• • •

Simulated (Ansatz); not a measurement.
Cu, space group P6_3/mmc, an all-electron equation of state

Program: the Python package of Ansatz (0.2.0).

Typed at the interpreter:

• • •

* **Activity**
I need each line above reproduced exactly.

* **Response area**
Simulated (Ansatz); not a measurement.
Cu, space group P6_3/mmc, an all-electron equation of state

Program: the Python package of Ansatz (0.2.0).

Typed at the interpreter:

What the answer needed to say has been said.